Nothing past the line containing "VASP 6.6.1 |" belongs in the output. Copy exactly every line of the data below from the first up to and including it.

(Beginning of INFORMATION SUPPLIED)
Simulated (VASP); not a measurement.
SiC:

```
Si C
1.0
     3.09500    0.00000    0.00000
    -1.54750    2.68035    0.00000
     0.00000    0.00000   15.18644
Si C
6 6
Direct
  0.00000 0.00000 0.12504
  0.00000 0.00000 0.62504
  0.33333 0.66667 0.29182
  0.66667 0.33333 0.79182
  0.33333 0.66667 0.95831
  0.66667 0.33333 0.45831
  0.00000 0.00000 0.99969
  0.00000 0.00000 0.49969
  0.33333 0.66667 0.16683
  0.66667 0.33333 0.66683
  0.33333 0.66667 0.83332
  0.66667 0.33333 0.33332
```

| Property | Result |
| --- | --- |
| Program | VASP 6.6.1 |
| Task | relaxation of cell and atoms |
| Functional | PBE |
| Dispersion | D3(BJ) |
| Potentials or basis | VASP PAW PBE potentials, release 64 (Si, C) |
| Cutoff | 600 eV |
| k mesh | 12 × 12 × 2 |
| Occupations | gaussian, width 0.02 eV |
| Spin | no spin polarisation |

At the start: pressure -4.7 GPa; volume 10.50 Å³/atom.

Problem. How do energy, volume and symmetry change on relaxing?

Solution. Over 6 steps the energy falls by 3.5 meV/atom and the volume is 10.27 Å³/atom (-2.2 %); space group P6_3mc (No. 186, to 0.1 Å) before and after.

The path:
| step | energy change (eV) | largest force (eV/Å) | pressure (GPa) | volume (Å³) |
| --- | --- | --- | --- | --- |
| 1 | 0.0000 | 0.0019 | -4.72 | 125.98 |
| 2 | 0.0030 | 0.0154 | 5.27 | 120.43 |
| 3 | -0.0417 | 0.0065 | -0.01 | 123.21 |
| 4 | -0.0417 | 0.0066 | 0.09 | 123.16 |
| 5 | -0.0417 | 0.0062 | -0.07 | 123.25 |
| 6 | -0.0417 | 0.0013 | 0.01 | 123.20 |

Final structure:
(End of INFORMATION SUPPLIED)

* _ANSWER SECTION_
Simulated (VASP); not a measurement.
SiC:

```
Si C
1.0
     3.09500    0.00000    0.00000
    -1.54750    2.68035    0.00000
     0.00000    0.00000   15.18644
Si C
6 6
Direct
  0.00000 0.00000 0.12504
  0.00000 0.00000 0.62504
  0.33333 0.66667 0.29182
  0.66667 0.33333 0.79182
  0.33333 0.66667 0.95831
  0.66667 0.33333 0.45831
  0.00000 0.00000 0.99969
  0.00000 0.00000 0.49969
  0.33333 0.66667 0.16683
  0.66667 0.33333 0.66683
  0.33333 0.66667 0.83332
  0.66667 0.33333 0.33332
```

| Property | Result |
| --- | --- |
| Program | VASP 6.6.1 |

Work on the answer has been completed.